Work request: What you return must match the material exactly, with every line present.

Listed records:
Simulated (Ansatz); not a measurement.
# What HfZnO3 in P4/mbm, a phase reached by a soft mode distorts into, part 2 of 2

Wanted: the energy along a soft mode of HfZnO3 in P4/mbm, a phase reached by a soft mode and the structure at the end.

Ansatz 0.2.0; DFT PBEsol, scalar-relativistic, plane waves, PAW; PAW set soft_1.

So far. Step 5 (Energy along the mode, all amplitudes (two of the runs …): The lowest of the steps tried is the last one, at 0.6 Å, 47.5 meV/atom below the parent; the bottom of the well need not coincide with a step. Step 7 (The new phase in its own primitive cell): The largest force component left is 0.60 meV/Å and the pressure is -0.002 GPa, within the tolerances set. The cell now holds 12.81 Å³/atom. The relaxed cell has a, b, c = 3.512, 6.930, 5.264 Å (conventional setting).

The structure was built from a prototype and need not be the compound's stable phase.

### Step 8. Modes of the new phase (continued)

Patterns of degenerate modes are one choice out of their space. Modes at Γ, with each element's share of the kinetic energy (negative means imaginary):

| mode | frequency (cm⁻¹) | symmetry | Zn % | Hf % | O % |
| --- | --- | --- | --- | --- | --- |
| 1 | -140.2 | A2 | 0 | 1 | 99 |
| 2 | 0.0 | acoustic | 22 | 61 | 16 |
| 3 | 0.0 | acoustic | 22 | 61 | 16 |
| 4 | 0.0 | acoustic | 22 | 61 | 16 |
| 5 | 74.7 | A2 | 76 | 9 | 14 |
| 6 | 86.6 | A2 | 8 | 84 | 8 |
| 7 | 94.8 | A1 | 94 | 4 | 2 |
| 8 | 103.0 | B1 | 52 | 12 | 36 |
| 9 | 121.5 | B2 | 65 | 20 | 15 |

Response box:
Simulated (Ansatz); not a measurement.
# What HfZnO3 in P4/mbm, a phase reached by a soft mode distorts into, part 2 of 2

Wanted: the energy along a soft mode of HfZnO3 in P4/mbm, a phase reached by a soft mode and the structure at the end.

Ansatz 0.2.0; DFT PBEsol, scalar-relativistic, plane waves, PAW; PAW set soft_1.

So far. Step 5 (Energy along the mode, all amplitudes (two of the runs …): The lowest of the steps tried is the last one, at 0.6 Å, 47.5 meV/atom below the parent; the bottom of the well need not coincide with a step. Step 7 (The new phase in its own primitive cell): The largest force component left is 0.60 meV/Å and the pressure is -0.002 GPa, within the tolerances set. The cell now holds 12.81 Å³/atom. The relaxed cell has a, b, c = 3.512, 6.930, 5.264 Å (conventional setting).

The structure was built from a prototype and need not be the compound's stable phase.

### Step 8. Modes of the new phase (continued)

Patterns of degenerate modes are one choice out of their space. Modes at Γ, with each element's share of the kinetic energy (negative means imaginary):

| mode | frequency (cm⁻¹) | symmetry | Zn % | Hf % | O % |
| --- | --- | --- | --- | --- | --- |
| 1 | -140.2 | A2 | 0 | 1 | 99 |
| 2 | 0.0 | acoustic | 22 | 61 | 16 |
| 3 | 0.0 | acoustic | 22 | 61 | 16 |
| 4 | 0.0 | acoustic | 22 | 61 | 16 |
| 5 | 74.7 | A2 | 76 | 9 | 14 |
| 6 | 86.6 | A2 | 8 | 84 | 8 |
| 7 | 94.8 | A1 | 94 | 4 | 2 |
| 8 | 103.0 | B1 | 52 | 12 | 36 |
| 9 | 121.5 | B2 | 65 | 20 | 15 |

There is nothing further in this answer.